Required action
The full listing should be transcribed verbatim.

________________________________________

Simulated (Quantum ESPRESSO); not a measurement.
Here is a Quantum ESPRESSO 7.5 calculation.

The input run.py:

________________________________________

Answer box
Simulated (Quantum ESPRESSO); not a measurement.
Here is a Quantum ESPRESSO 7.5 calculation.

The input run.py:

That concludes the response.